Assignment:
I need the lines below from the one with "O1 | -0.71 |" down to the one with "N4 | -0.18 |" reproduced exactly, both ends included, and nothing else.

Excerpted records:
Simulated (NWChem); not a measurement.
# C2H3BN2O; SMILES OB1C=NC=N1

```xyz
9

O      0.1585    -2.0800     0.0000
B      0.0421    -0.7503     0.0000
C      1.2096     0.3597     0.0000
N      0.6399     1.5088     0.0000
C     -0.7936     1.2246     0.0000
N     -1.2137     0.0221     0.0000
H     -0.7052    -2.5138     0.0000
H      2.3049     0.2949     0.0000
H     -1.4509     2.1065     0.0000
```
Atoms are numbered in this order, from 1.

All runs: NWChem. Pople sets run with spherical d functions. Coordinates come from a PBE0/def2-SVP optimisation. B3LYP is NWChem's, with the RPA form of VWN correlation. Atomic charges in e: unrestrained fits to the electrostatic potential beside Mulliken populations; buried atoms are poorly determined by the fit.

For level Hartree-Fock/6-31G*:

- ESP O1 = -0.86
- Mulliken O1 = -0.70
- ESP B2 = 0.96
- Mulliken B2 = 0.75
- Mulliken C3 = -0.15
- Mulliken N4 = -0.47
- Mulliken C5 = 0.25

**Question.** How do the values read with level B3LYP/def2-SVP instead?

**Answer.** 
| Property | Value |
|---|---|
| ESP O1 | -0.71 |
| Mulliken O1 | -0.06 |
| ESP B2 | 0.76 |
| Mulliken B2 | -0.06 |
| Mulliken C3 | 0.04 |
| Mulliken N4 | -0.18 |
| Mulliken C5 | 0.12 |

Your response:
| ESP O1 | -0.71 |
| Mulliken O1 | -0.06 |
| ESP B2 | 0.76 |
| Mulliken B2 | -0.06 |
| Mulliken C3 | 0.04 |
| Mulliken N4 | -0.18 |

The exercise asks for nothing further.